ACTION ITEM:
Without skipping a line, reproduce the entries exactly.

Start of RECORD EXTRACTS
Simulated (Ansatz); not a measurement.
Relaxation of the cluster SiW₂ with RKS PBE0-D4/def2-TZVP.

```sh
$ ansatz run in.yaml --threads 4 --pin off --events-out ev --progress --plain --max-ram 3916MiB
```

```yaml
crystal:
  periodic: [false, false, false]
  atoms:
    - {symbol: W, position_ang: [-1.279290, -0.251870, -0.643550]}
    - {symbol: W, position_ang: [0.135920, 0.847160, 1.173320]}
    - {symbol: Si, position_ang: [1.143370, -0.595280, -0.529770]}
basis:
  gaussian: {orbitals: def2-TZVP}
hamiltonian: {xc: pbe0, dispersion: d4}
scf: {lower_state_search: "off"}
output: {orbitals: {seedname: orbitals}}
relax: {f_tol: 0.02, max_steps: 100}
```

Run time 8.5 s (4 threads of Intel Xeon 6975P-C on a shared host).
End of RECORD EXTRACTS

RESULT:
Simulated (Ansatz); not a measurement.
Relaxation of the cluster SiW₂ with RKS PBE0-D4/def2-TZVP.

```sh
$ ansatz run in.yaml --threads 4 --pin off --events-out ev --progress --plain --max-ram 3916MiB
```

```yaml
crystal:
  periodic: [false, false, false]
  atoms:
    - {symbol: W, position_ang: [-1.279290, -0.251870, -0.643550]}
    - {symbol: W, position_ang: [0.135920, 0.847160, 1.173320]}
    - {symbol: Si, position_ang: [1.143370, -0.595280, -0.529770]}
basis:
  gaussian: {orbitals: def2-TZVP}
hamiltonian: {xc: pbe0, dispersion: d4}
scf: {lower_state_search: "off"}
output: {orbitals: {seedname: orbitals}}
relax: {f_tol: 0.02, max_steps: 100}
```

Run time 8.5 s (4 threads of Intel Xeon 6975P-C on a shared host).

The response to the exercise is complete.